= = =

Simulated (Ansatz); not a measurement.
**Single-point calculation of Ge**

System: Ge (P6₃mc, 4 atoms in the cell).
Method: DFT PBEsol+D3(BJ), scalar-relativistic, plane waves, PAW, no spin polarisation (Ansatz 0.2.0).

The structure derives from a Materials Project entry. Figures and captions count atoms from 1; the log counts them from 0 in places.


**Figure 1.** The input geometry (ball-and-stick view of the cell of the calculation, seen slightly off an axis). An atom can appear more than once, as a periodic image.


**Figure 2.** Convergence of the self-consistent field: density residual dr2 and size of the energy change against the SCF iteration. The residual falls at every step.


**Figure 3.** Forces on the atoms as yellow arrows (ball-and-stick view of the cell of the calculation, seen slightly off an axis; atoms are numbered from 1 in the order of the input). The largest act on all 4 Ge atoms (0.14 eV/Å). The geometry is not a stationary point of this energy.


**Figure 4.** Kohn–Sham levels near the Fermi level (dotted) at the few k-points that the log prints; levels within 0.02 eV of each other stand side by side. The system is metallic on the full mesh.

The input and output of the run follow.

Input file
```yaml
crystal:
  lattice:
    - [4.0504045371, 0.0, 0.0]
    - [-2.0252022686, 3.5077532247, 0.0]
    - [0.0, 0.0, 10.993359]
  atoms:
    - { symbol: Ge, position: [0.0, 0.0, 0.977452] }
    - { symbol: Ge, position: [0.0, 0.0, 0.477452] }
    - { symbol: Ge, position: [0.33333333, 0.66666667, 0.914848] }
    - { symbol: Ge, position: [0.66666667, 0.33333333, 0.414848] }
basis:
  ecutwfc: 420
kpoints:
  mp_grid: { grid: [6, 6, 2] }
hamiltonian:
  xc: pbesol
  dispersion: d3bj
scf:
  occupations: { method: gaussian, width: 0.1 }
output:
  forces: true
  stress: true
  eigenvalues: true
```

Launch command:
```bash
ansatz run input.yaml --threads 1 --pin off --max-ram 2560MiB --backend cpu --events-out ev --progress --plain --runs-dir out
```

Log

= = =

Requirement
For this exercise, please output exactly the lines above starting at the line with "at every step." and ending at the line with "of this energy.", ends included.

Task response
**Figure 2.** Convergence of the self-consistent field: density residual dr2 and size of the energy change against the SCF iteration. The residual falls at every step.


**Figure 3.** Forces on the atoms as yellow arrows (ball-and-stick view of the cell of the calculation, seen slightly off an axis; atoms are numbered from 1 in the order of the input). The largest act on all 4 Ge atoms (0.14 eV/Å). The geometry is not a stationary point of this energy.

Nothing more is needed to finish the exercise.